=== Requirement ===
Print each record below word for word.

++++++++++
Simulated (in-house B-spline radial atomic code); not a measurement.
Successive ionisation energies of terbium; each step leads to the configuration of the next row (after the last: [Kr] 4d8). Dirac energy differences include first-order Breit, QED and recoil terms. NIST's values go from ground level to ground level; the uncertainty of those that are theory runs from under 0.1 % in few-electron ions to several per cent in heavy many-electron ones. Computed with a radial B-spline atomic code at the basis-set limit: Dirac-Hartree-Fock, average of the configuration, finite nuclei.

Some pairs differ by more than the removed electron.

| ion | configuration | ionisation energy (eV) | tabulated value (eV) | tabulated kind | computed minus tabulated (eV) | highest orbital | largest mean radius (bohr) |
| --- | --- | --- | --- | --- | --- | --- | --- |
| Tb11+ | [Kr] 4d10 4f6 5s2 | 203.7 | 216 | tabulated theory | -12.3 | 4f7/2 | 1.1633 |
++++++++++

=== Task answer ===
Simulated (in-house B-spline radial atomic code); not a measurement.
Successive ionisation energies of terbium; each step leads to the configuration of the next row (after the last: [Kr] 4d8). Dirac energy differences include first-order Breit, QED and recoil terms. NIST's values go from ground level to ground level; the uncertainty of those that are theory runs from under 0.1 % in few-electron ions to several per cent in heavy many-electron ones. Computed with a radial B-spline atomic code at the basis-set limit: Dirac-Hartree-Fock, average of the configuration, finite nuclei.

Some pairs differ by more than the removed electron.

| ion | configuration | ionisation energy (eV) | tabulated value (eV) | tabulated kind | computed minus tabulated (eV) | highest orbital | largest mean radius (bohr) |
| --- | --- | --- | --- | --- | --- | --- | --- |
| Tb11+ | [Kr] 4d10 4f6 5s2 | 203.7 | 216 | tabulated theory | -12.3 | 4f7/2 | 1.1633 |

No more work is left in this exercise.